> **REQUIREMENT**: Each line from the opening of the listing below through the line that contains "Caveats: spin-orbit coupling" is to be output exactly as written.

> **MATERIAL SUPPLIED**:
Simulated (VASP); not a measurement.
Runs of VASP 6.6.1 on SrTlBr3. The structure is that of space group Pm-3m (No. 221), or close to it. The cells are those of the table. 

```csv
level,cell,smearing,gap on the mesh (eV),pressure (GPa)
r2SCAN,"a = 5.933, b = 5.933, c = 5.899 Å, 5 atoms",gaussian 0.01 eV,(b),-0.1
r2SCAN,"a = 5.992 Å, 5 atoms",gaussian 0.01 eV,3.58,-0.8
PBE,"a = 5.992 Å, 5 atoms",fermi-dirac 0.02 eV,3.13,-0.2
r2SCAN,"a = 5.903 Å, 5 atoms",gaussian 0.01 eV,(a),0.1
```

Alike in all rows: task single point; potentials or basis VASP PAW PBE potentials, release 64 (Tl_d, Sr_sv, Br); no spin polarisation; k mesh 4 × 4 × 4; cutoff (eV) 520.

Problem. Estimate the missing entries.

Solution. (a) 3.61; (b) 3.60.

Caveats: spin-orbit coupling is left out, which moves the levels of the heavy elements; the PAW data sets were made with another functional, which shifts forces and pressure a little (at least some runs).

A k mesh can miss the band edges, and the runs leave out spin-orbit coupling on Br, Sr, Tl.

> **WORKED SOLUTION**:
Simulated (VASP); not a measurement.
Runs of VASP 6.6.1 on SrTlBr3. The structure is that of space group Pm-3m (No. 221), or close to it. The cells are those of the table. 

```csv
level,cell,smearing,gap on the mesh (eV),pressure (GPa)
r2SCAN,"a = 5.933, b = 5.933, c = 5.899 Å, 5 atoms",gaussian 0.01 eV,(b),-0.1
r2SCAN,"a = 5.992 Å, 5 atoms",gaussian 0.01 eV,3.58,-0.8
PBE,"a = 5.992 Å, 5 atoms",fermi-dirac 0.02 eV,3.13,-0.2
r2SCAN,"a = 5.903 Å, 5 atoms",gaussian 0.01 eV,(a),0.1
```

Alike in all rows: task single point; potentials or basis VASP PAW PBE potentials, release 64 (Tl_d, Sr_sv, Br); no spin polarisation; k mesh 4 × 4 × 4; cutoff (eV) 520.

Problem. Estimate the missing entries.

Solution. (a) 3.61; (b) 3.60.

Caveats: spin-orbit coupling is left out, which moves the levels of the heavy elements; the PAW data sets were made with another functional, which shifts forces and pressure a little (at least some runs).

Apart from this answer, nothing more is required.